### Assignment:
Every line of the data needs to be returned exactly.

START Given records
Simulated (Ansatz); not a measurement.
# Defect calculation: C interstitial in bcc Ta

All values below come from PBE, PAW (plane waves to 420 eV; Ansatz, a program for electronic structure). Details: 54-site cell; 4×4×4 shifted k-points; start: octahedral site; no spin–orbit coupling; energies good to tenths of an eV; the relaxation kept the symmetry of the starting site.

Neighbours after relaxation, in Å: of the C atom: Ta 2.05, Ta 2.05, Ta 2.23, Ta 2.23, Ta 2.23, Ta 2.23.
END Given records

### Reply:
Simulated (Ansatz); not a measurement.
# Defect calculation: C interstitial in bcc Ta

All values below come from PBE, PAW (plane waves to 420 eV; Ansatz, a program for electronic structure). Details: 54-site cell; 4×4×4 shifted k-points; start: octahedral site; no spin–orbit coupling; energies good to tenths of an eV; the relaxation kept the symmetry of the starting site.

Neighbours after relaxation, in Å: of the C atom: Ta 2.05, Ta 2.05, Ta 2.23, Ta 2.23, Ta 2.23, Ta 2.23.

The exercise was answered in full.